● **Brief**: Below are records; reproduce exactly the lines from the first through the one containing "Total MP2 correlation".

━━━━━━━━━━

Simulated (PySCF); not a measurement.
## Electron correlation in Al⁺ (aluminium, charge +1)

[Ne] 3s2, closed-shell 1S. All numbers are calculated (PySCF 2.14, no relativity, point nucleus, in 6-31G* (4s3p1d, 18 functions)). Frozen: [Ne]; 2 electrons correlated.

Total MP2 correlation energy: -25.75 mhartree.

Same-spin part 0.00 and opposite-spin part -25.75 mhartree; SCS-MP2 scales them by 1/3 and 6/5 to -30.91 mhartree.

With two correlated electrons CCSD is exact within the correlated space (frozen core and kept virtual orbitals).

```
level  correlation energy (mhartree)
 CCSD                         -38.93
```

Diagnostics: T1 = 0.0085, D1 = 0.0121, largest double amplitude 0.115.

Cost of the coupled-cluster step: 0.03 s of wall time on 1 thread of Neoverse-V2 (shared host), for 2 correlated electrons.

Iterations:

━━━━━━━━━━

● **Answer section**:
Simulated (PySCF); not a measurement.
## Electron correlation in Al⁺ (aluminium, charge +1)

[Ne] 3s2, closed-shell 1S. All numbers are calculated (PySCF 2.14, no relativity, point nucleus, in 6-31G* (4s3p1d, 18 functions)). Frozen: [Ne]; 2 electrons correlated.

Total MP2 correlation energy: -25.75 mhartree.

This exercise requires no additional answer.